** REQUIREMENT **
Copy out the first line of the listing and every line after it, exactly, until you have copied the line containing "this a minimum?".

** SUPPLIED RECORDS **
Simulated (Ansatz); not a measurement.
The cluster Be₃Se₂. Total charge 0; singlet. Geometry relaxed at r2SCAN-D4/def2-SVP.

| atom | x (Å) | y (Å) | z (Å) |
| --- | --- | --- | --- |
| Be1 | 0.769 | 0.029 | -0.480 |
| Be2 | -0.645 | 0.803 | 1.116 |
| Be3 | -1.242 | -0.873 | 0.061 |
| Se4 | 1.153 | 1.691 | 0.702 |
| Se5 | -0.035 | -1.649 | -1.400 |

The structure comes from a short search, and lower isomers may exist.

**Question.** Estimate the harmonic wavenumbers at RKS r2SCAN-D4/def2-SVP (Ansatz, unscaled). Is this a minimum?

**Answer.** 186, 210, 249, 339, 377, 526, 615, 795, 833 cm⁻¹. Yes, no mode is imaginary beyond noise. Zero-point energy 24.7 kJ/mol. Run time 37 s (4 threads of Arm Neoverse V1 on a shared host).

** EXPECTED ANSWER **
Simulated (Ansatz); not a measurement.
The cluster Be₃Se₂. Total charge 0; singlet. Geometry relaxed at r2SCAN-D4/def2-SVP.

| atom | x (Å) | y (Å) | z (Å) |
| --- | --- | --- | --- |
| Be1 | 0.769 | 0.029 | -0.480 |
| Be2 | -0.645 | 0.803 | 1.116 |
| Be3 | -1.242 | -0.873 | 0.061 |
| Se4 | 1.153 | 1.691 | 0.702 |
| Se5 | -0.035 | -1.649 | -1.400 |

The structure comes from a short search, and lower isomers may exist.

**Question.** Estimate the harmonic wavenumbers at RKS r2SCAN-D4/def2-SVP (Ansatz, unscaled). Is this a minimum?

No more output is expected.